•••••

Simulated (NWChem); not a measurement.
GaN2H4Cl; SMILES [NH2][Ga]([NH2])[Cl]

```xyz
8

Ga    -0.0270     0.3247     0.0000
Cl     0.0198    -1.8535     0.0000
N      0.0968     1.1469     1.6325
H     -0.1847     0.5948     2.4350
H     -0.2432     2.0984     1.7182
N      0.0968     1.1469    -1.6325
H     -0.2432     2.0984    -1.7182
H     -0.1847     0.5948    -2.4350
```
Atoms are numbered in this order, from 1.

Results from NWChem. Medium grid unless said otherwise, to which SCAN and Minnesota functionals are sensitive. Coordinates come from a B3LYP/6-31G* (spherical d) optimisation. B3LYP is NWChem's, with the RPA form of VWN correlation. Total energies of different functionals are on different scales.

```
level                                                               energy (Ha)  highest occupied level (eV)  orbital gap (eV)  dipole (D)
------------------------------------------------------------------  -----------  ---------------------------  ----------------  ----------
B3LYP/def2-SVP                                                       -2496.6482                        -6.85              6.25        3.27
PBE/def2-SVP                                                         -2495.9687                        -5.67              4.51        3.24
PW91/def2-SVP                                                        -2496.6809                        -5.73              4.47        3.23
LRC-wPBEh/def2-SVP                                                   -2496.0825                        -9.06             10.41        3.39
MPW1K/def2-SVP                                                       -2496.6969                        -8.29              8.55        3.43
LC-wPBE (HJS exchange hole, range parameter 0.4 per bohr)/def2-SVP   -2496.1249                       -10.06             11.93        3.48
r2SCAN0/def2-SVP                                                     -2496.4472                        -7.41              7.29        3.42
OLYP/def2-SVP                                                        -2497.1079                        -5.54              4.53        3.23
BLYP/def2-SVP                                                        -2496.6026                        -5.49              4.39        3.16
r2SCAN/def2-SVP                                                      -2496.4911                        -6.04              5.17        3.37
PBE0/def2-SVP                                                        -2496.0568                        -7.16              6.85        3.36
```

•••••

> [WORK INSTRUCTION]
Take from the material above the lines running from the one with "GaN2H4Cl; SMILES [NH2][Ga]([NH2])[Cl]" through the one with "Atoms are numbered in this order, from 1.", and repeat them exactly, with nothing else.

> [EXERCISE ANSWER]
GaN2H4Cl; SMILES [NH2][Ga]([NH2])[Cl]

```xyz
8

Ga    -0.0270     0.3247     0.0000
Cl     0.0198    -1.8535     0.0000
N      0.0968     1.1469     1.6325
H     -0.1847     0.5948     2.4350
H     -0.2432     2.0984     1.7182
N      0.0968     1.1469    -1.6325
H     -0.2432     2.0984    -1.7182
H     -0.1847     0.5948    -2.4350
```
Atoms are numbered in this order, from 1.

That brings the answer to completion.